Required action
A faithful transcription of the entries below is required.

___

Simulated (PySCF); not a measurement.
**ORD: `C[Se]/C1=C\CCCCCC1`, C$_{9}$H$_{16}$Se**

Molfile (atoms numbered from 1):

___

Answer section
Simulated (PySCF); not a measurement.
**ORD: `C[Se]/C1=C\CCCCCC1`, C$_{9}$H$_{16}$Se**

Molfile (atoms numbered from 1):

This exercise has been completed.